### Assigned task
In the entries that follow, the lines from the one with "Work out the rate at 200 K." through the one with "ΔG‡ = 50.79" are the ones to write out, exactly and with both ends included. Nothing else should appear.

· · · · ·

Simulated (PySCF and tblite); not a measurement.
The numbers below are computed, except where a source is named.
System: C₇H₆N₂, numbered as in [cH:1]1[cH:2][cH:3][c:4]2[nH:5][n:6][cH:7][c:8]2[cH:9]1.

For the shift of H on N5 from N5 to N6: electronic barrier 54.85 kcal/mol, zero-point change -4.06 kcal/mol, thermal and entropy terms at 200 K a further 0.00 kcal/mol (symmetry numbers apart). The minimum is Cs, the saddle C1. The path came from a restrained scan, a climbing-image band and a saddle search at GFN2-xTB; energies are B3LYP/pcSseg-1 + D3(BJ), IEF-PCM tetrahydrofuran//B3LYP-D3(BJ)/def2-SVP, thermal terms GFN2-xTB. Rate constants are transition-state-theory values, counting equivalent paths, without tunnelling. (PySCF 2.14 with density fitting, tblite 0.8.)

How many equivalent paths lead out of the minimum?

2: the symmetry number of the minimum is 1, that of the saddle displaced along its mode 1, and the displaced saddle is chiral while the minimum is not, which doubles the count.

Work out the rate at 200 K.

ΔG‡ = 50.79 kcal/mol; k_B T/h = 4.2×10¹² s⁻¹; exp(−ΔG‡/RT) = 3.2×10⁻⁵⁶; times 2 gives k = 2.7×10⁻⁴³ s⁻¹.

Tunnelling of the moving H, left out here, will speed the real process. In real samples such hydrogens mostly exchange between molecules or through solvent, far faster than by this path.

· · · · ·

### Task answer
Work out the rate at 200 K.

ΔG‡ = 50.79 kcal/mol; k_B T/h = 4.2×10¹² s⁻¹; exp(−ΔG‡/RT) = 3.2×10⁻⁵⁶; times 2 gives k = 2.7×10⁻⁴³ s⁻¹.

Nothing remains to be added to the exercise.